**Exercise:**
Among the entries that follow, the required portion opens with the line containing "Ti3+ (d1) among" and closes with the line containing "Solution. The states". Give that portion again exactly, and nothing else.

**Data records:**
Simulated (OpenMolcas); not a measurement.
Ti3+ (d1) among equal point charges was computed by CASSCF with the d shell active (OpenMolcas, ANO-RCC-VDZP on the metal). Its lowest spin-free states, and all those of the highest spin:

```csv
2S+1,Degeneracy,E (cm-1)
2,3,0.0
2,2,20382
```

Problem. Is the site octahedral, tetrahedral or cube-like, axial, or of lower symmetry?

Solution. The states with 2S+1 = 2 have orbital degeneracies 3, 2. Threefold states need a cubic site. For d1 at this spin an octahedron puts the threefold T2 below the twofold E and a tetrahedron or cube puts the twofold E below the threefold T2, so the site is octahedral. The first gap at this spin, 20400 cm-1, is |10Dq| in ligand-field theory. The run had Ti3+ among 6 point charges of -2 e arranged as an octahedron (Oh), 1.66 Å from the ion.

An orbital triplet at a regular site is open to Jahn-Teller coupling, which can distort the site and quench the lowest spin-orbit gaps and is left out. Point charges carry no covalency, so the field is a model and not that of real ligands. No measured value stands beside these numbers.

**Response area:**
Ti3+ (d1) among equal point charges was computed by CASSCF with the d shell active (OpenMolcas, ANO-RCC-VDZP on the metal). Its lowest spin-free states, and all those of the highest spin:

```csv
2S+1,Degeneracy,E (cm-1)
2,3,0.0
2,2,20382
```

Problem. Is the site octahedral, tetrahedral or cube-like, axial, or of lower symmetry?

Solution. The states with 2S+1 = 2 have orbital degeneracies 3, 2. Threefold states need a cubic site. For d1 at this spin an octahedron puts the threefold T2 below the twofold E and a tetrahedron or cube puts the twofold E below the threefold T2, so the site is octahedral. The first gap at this spin, 20400 cm-1, is |10Dq| in ligand-field theory. The run had Ti3+ among 6 point charges of -2 e arranged as an octahedron (Oh), 1.66 Å from the ion.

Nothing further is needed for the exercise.